§ Activity: Start at the first line of the material below and retype each line through the one containing "Relaxed with r²SCAN.", exactly.

§ Supplied information:

·····

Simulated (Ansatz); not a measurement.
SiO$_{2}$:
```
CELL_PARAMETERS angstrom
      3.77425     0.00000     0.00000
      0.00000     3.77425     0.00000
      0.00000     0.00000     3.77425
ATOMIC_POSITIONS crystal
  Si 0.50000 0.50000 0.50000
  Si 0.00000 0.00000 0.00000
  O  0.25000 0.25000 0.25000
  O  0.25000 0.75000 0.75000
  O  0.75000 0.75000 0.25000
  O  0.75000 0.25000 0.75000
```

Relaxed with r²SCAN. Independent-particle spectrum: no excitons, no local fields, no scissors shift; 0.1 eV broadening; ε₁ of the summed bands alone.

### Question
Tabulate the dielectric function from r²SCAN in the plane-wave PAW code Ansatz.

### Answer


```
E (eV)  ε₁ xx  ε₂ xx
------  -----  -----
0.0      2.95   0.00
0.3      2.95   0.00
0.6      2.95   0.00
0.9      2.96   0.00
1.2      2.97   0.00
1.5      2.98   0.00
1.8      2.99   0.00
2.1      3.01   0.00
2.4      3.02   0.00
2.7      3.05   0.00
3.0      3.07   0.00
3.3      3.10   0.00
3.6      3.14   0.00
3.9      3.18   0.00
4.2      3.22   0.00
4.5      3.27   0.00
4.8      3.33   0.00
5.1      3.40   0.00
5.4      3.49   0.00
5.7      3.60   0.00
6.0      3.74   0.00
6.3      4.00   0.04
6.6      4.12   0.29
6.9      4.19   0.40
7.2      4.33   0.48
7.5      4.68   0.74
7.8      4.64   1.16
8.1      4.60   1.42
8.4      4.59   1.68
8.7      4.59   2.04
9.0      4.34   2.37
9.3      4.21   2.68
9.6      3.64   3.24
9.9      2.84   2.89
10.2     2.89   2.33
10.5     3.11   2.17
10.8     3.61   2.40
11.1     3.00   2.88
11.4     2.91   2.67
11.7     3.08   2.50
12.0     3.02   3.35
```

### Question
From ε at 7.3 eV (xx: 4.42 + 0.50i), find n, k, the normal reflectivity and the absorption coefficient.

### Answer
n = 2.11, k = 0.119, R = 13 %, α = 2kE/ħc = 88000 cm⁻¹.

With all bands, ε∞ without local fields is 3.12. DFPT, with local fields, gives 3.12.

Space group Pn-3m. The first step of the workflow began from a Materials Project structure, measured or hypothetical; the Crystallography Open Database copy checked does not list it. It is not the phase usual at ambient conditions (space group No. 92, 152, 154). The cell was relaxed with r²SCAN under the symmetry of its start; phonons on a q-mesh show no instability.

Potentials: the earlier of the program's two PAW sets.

·····

§ Task output:
Simulated (Ansatz); not a measurement.
SiO$_{2}$:
```
CELL_PARAMETERS angstrom
      3.77425     0.00000     0.00000
      0.00000     3.77425     0.00000
      0.00000     0.00000     3.77425
ATOMIC_POSITIONS crystal
  Si 0.50000 0.50000 0.50000
  Si 0.00000 0.00000 0.00000
  O  0.25000 0.25000 0.25000
  O  0.25000 0.75000 0.75000
  O  0.75000 0.75000 0.25000
  O  0.75000 0.25000 0.75000
```

Relaxed with r²SCAN. Independent-particle spectrum: no excitons, no local fields, no scissors shift; 0.1 eV broadening; ε₁ of the summed bands alone.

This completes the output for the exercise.